**REQUIREMENT:** Retype the full listing without altering anything.

**DATA UNDER STUDY:**
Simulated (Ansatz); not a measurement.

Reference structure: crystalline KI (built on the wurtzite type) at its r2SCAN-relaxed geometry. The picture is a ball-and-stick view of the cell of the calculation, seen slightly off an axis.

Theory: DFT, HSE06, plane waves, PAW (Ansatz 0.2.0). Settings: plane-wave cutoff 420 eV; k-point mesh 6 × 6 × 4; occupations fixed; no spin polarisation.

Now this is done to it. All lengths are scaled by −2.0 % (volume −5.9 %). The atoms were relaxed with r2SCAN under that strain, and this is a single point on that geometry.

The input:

**WRITTEN REPLY:**
Simulated (Ansatz); not a measurement.

Reference structure: crystalline KI (built on the wurtzite type) at its r2SCAN-relaxed geometry. The picture is a ball-and-stick view of the cell of the calculation, seen slightly off an axis.

Theory: DFT, HSE06, plane waves, PAW (Ansatz 0.2.0). Settings: plane-wave cutoff 420 eV; k-point mesh 6 × 6 × 4; occupations fixed; no spin polarisation.

Now this is done to it. All lengths are scaled by −2.0 % (volume −5.9 %). The atoms were relaxed with r2SCAN under that strain, and this is a single point on that geometry.

The input:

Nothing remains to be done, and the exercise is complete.